* Task item: Once you reach the line containing "Vapour-liquid equilibrium of" in the data below, restate each line word for word up to and including the one containing "The largest gap".

* Data extracts:
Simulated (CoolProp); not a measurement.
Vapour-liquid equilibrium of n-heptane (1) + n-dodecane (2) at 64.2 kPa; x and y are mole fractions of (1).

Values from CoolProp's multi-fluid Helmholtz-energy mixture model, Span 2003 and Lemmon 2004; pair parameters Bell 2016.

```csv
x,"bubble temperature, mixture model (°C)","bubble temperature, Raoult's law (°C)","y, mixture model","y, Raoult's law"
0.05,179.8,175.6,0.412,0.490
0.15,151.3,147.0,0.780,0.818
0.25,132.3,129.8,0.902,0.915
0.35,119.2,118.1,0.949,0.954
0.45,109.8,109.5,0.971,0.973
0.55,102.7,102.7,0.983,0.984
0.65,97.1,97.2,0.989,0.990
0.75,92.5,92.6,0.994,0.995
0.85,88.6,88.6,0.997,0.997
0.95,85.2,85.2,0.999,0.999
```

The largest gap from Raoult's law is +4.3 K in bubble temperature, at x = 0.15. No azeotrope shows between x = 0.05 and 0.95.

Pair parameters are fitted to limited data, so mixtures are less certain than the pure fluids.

* Written solution:
Vapour-liquid equilibrium of n-heptane (1) + n-dodecane (2) at 64.2 kPa; x and y are mole fractions of (1).

Values from CoolProp's multi-fluid Helmholtz-energy mixture model, Span 2003 and Lemmon 2004; pair parameters Bell 2016.

```csv
x,"bubble temperature, mixture model (°C)","bubble temperature, Raoult's law (°C)","y, mixture model","y, Raoult's law"
0.05,179.8,175.6,0.412,0.490
0.15,151.3,147.0,0.780,0.818
0.25,132.3,129.8,0.902,0.915
0.35,119.2,118.1,0.949,0.954
0.45,109.8,109.5,0.971,0.973
0.55,102.7,102.7,0.983,0.984
0.65,97.1,97.2,0.989,0.990
0.75,92.5,92.6,0.994,0.995
0.85,88.6,88.6,0.997,0.997
0.95,85.2,85.2,0.999,0.999
```

The largest gap from Raoult's law is +4.3 K in bubble temperature, at x = 0.15. No azeotrope shows between x = 0.05 and 0.95.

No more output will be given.